_WORK TASK_.
From the very first line down to the line containing "Lattice parameters: a", write out the material exactly as it appears, and no more.

_DATA EXTRACT_.
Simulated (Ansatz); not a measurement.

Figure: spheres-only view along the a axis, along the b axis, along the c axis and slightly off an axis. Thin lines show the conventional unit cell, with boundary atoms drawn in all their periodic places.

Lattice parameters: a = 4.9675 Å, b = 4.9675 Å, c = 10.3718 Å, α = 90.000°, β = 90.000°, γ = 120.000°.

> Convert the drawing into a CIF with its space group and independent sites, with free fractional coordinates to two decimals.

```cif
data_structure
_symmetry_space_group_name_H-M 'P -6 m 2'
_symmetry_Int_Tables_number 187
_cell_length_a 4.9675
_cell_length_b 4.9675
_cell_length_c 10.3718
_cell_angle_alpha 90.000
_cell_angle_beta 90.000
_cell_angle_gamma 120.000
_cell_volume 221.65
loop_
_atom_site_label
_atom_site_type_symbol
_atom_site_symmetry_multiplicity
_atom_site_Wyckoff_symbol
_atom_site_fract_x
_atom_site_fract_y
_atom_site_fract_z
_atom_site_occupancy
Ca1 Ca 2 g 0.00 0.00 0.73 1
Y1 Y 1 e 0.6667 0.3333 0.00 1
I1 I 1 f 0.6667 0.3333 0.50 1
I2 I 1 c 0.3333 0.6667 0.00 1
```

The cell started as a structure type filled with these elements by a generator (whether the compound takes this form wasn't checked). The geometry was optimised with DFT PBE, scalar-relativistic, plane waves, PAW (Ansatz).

_ANSWER SECTION_.
Simulated (Ansatz); not a measurement.

Figure: spheres-only view along the a axis, along the b axis, along the c axis and slightly off an axis. Thin lines show the conventional unit cell, with boundary atoms drawn in all their periodic places.

Lattice parameters: a = 4.9675 Å, b = 4.9675 Å, c = 10.3718 Å, α = 90.000°, β = 90.000°, γ = 120.000°.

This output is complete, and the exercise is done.